··········
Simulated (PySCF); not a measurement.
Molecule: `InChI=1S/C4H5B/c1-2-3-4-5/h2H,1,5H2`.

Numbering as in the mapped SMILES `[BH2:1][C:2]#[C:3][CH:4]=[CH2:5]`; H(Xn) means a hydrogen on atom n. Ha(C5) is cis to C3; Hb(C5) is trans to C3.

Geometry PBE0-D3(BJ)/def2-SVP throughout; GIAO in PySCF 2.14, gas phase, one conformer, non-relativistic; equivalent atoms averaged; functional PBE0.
··········

ACTION ITEM: Your task is to reproduce each entry exactly.

TASK OUTPUT:
Simulated (PySCF); not a measurement.
Molecule: `InChI=1S/C4H5B/c1-2-3-4-5/h2H,1,5H2`.

Numbering as in the mapped SMILES `[BH2:1][C:2]#[C:3][CH:4]=[CH2:5]`; H(Xn) means a hydrogen on atom n. Ha(C5) is cis to C3; Hb(C5) is trans to C3.

Geometry PBE0-D3(BJ)/def2-SVP throughout; GIAO in PySCF 2.14, gas phase, one conformer, non-relativistic; equivalent atoms averaged; functional PBE0.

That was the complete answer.